BEGIN Dataset entries

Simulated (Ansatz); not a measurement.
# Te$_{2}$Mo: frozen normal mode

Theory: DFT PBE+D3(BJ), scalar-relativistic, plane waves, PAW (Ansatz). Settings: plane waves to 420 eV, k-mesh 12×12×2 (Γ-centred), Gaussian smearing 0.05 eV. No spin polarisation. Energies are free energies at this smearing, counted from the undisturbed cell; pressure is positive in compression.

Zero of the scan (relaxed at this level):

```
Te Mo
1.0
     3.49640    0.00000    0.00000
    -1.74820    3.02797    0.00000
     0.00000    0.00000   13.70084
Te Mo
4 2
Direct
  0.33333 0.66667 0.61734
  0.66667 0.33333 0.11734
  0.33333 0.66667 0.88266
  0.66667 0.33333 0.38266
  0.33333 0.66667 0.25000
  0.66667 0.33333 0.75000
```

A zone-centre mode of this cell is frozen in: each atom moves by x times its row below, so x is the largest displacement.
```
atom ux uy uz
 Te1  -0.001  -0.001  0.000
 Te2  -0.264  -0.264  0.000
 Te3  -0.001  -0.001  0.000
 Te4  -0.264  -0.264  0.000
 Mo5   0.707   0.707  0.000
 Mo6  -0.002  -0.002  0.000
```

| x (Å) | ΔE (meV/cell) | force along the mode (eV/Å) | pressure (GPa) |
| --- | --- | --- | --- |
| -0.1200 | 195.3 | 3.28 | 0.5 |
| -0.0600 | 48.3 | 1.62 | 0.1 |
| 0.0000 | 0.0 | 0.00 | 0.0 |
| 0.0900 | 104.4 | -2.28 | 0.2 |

END Dataset entries

▶ [Requirement]: Give again exactly, and only, the lines above starting at the one with "pressure (GPa) |" and ending at the one with "0.00 | 0.0 |".

▶ [Exercise solution]:
| x (Å) | ΔE (meV/cell) | force along the mode (eV/Å) | pressure (GPa) |
| --- | --- | --- | --- |
| -0.1200 | 195.3 | 3.28 | 0.5 |
| -0.0600 | 48.3 | 1.62 | 0.1 |
| 0.0000 | 0.0 | 0.00 | 0.0 |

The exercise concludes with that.